• **Activity**
What follows is a block of records; restate each one word for word.

• **Provided material**
****************************************
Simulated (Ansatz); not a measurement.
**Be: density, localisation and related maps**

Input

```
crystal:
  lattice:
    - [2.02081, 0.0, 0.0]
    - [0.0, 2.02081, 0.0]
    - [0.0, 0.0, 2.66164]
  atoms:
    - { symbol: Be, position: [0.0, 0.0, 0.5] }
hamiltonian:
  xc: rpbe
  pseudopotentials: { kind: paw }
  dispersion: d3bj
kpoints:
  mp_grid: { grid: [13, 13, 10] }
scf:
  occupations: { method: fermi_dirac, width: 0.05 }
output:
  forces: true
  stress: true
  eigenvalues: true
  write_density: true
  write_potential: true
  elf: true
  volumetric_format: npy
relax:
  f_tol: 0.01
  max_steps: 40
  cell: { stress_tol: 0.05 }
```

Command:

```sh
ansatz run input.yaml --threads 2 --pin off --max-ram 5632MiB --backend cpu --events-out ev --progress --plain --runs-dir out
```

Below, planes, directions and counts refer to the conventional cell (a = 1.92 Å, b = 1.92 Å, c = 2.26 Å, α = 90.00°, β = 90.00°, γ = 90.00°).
****************************************

• **Response**
Simulated (Ansatz); not a measurement.
**Be: density, localisation and related maps**

Input

```
crystal:
  lattice:
    - [2.02081, 0.0, 0.0]
    - [0.0, 2.02081, 0.0]
    - [0.0, 0.0, 2.66164]
  atoms:
    - { symbol: Be, position: [0.0, 0.0, 0.5] }
hamiltonian:
  xc: rpbe
  pseudopotentials: { kind: paw }
  dispersion: d3bj
kpoints:
  mp_grid: { grid: [13, 13, 10] }
scf:
  occupations: { method: fermi_dirac, width: 0.05 }
output:
  forces: true
  stress: true
  eigenvalues: true
  write_density: true
  write_potential: true
  elf: true
  volumetric_format: npy
relax:
  f_tol: 0.01
  max_steps: 40
  cell: { stress_tol: 0.05 }
```

Command:

```sh
ansatz run input.yaml --threads 2 --pin off --max-ram 5632MiB --backend cpu --events-out ev --progress --plain --runs-dir out
```

Below, planes, directions and counts refer to the conventional cell (a = 1.92 Å, b = 1.92 Å, c = 2.26 Å, α = 90.00°, β = 90.00°, γ = 90.00°).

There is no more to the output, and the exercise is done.